> [Assigned task]
Nothing but the lines from the top of the following entries through the line with "Runs of VASP" should be printed, exactly as they are.

> [Given data]
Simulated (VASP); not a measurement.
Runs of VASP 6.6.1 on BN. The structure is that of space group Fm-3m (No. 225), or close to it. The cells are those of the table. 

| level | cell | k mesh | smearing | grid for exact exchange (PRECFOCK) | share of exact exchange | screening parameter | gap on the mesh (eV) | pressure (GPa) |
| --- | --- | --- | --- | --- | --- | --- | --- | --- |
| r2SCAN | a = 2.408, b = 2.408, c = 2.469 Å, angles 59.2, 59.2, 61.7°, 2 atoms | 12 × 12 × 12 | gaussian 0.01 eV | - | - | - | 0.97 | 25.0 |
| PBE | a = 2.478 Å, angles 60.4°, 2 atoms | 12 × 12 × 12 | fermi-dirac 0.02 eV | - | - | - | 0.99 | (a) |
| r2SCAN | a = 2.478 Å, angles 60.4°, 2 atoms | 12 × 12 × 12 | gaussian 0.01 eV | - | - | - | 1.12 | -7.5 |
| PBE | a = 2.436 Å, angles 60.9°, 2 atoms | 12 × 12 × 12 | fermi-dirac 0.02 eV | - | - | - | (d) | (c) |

> [Task result]
Simulated (VASP); not a measurement.
Runs of VASP 6.6.1 on BN. The structure is that of space group Fm-3m (No. 225), or close to it. The cells are those of the table. 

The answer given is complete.